What appears from the first line of the records below through the line containing "A crystal of" must be reproduced verbatim.

------------------------------

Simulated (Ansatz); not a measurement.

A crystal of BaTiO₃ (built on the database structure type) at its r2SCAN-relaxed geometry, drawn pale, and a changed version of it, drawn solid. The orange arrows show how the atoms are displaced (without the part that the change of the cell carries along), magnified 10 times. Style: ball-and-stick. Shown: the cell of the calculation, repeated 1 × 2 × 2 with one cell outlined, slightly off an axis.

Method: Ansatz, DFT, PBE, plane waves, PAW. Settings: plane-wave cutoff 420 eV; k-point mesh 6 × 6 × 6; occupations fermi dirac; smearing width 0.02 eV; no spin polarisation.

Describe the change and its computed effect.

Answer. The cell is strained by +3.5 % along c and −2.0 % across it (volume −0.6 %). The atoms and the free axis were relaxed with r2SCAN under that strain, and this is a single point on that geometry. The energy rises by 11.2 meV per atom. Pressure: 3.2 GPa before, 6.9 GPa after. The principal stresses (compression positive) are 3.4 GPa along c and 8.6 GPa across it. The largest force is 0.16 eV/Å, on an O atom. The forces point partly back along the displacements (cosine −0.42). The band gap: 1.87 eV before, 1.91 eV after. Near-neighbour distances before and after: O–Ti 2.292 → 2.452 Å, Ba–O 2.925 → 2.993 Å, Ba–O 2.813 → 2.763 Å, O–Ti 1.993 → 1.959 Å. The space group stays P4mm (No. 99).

------------------------------

(Result):
Simulated (Ansatz); not a measurement.

A crystal of BaTiO₃ (built on the database structure type) at its r2SCAN-relaxed geometry, drawn pale, and a changed version of it, drawn solid. The orange arrows show how the atoms are displaced (without the part that the change of the cell carries along), magnified 10 times. Style: ball-and-stick. Shown: the cell of the calculation, repeated 1 × 2 × 2 with one cell outlined, slightly off an axis.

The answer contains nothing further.